■ ASSIGNED TASK ■
All of the data needs to be printed again, exactly as written.

■ RECORD EXCERPTS ■
⁂

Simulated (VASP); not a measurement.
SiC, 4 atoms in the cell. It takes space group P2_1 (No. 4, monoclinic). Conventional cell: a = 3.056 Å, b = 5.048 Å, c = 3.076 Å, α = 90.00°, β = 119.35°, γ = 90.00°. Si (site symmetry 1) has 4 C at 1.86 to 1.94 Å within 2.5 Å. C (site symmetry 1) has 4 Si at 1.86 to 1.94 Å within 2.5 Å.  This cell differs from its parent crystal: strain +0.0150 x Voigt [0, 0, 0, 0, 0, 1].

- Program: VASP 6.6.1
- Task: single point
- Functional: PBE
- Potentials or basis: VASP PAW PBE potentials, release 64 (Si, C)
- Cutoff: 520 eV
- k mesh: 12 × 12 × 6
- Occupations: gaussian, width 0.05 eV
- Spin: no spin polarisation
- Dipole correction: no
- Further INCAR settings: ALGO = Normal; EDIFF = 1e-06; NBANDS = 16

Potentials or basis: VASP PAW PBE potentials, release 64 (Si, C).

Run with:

⁂

■ EXERCISE RESPONSE ■
Simulated (VASP); not a measurement.
SiC, 4 atoms in the cell. It takes space group P2_1 (No. 4, monoclinic). Conventional cell: a = 3.056 Å, b = 5.048 Å, c = 3.076 Å, α = 90.00°, β = 119.35°, γ = 90.00°. Si (site symmetry 1) has 4 C at 1.86 to 1.94 Å within 2.5 Å. C (site symmetry 1) has 4 Si at 1.86 to 1.94 Å within 2.5 Å.  This cell differs from its parent crystal: strain +0.0150 x Voigt [0, 0, 0, 0, 0, 1].

- Program: VASP 6.6.1
- Task: single point
- Functional: PBE
- Potentials or basis: VASP PAW PBE potentials, release 64 (Si, C)
- Cutoff: 520 eV
- k mesh: 12 × 12 × 6
- Occupations: gaussian, width 0.05 eV
- Spin: no spin polarisation
- Dipole correction: no
- Further INCAR settings: ALGO = Normal; EDIFF = 1e-06; NBANDS = 16

Potentials or basis: VASP PAW PBE potentials, release 64 (Si, C).

Run with:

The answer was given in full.